* _Work task_:
Copy exactly the lines of the material below that run from the one containing "The numbers below" through the one containing "C₆H₆O₂S, numbered as". Copy no other lines.

* _Listed records_:
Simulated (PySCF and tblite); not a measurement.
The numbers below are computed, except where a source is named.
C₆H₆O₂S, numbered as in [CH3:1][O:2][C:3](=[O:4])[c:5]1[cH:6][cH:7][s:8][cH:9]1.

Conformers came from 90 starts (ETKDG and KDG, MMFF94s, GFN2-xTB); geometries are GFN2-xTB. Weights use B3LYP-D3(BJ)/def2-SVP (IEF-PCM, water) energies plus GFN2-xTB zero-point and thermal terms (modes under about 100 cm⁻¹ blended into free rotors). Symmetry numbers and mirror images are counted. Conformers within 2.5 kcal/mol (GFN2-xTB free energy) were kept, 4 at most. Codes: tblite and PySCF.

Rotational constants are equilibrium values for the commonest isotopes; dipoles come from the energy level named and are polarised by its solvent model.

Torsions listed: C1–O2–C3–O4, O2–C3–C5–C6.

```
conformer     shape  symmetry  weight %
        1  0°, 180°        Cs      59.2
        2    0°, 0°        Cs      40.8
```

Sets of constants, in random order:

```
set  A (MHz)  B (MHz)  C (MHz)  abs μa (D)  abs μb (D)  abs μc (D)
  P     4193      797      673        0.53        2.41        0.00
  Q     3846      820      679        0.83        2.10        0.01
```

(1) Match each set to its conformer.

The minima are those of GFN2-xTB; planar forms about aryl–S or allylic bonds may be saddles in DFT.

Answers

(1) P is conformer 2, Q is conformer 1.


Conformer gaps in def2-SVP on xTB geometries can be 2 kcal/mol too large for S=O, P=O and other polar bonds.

* _Exercise solution_:
The numbers below are computed, except where a source is named.
C₆H₆O₂S, numbered as in [CH3:1][O:2][C:3](=[O:4])[c:5]1[cH:6][cH:7][s:8][cH:9]1.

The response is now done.